EXERCISE: Copy the records below without altering a single word.

SUPPLIED MATERIAL:
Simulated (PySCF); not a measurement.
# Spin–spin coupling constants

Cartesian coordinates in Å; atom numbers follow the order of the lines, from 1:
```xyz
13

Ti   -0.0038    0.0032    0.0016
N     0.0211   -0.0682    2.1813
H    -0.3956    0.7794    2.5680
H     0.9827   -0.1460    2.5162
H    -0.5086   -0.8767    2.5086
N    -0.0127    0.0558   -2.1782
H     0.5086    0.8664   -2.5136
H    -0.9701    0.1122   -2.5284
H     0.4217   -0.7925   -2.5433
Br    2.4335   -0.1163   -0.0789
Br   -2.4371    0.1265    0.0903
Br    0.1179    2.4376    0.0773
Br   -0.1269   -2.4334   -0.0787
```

RESPONSE AREA:
Simulated (PySCF); not a measurement.
# Spin–spin coupling constants

Cartesian coordinates in Å; atom numbers follow the order of the lines, from 1:
```xyz
13

Ti   -0.0038    0.0032    0.0016
N     0.0211   -0.0682    2.1813
H    -0.3956    0.7794    2.5680
H     0.9827   -0.1460    2.5162
H    -0.5086   -0.8767    2.5086
N    -0.0127    0.0558   -2.1782
H     0.5086    0.8664   -2.5136
H    -0.9701    0.1122   -2.5284
H     0.4217   -0.7925   -2.5433
Br    2.4335   -0.1163   -0.0789
Br   -2.4371    0.1265    0.0903
Br    0.1179    2.4376    0.0773
Br   -0.1269   -2.4334   -0.0787
```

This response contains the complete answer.